Data extracts Start Marker
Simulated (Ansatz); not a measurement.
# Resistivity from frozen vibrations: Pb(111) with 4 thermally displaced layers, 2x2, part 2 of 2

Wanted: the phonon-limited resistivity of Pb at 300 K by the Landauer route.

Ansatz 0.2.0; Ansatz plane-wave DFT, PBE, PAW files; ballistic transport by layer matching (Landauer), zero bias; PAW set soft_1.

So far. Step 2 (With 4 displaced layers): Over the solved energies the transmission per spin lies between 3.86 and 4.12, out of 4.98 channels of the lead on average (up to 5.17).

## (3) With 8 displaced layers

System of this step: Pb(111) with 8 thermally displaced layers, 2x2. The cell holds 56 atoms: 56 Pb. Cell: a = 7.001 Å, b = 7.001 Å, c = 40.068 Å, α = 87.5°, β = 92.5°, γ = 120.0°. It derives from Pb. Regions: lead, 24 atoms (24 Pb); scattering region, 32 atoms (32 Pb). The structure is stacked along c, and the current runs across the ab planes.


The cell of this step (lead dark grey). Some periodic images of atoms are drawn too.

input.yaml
Data extracts End Marker

__Activity__. Please restate the material above exactly, line by line.

__Result__.
Simulated (Ansatz); not a measurement.
# Resistivity from frozen vibrations: Pb(111) with 4 thermally displaced layers, 2x2, part 2 of 2

Wanted: the phonon-limited resistivity of Pb at 300 K by the Landauer route.

Ansatz 0.2.0; Ansatz plane-wave DFT, PBE, PAW files; ballistic transport by layer matching (Landauer), zero bias; PAW set soft_1.

So far. Step 2 (With 4 displaced layers): Over the solved energies the transmission per spin lies between 3.86 and 4.12, out of 4.98 channels of the lead on average (up to 5.17).

## (3) With 8 displaced layers

System of this step: Pb(111) with 8 thermally displaced layers, 2x2. The cell holds 56 atoms: 56 Pb. Cell: a = 7.001 Å, b = 7.001 Å, c = 40.068 Å, α = 87.5°, β = 92.5°, γ = 120.0°. It derives from Pb. Regions: lead, 24 atoms (24 Pb); scattering region, 32 atoms (32 Pb). The structure is stacked along c, and the current runs across the ab planes.


The cell of this step (lead dark grey). Some periodic images of atoms are drawn too.

input.yaml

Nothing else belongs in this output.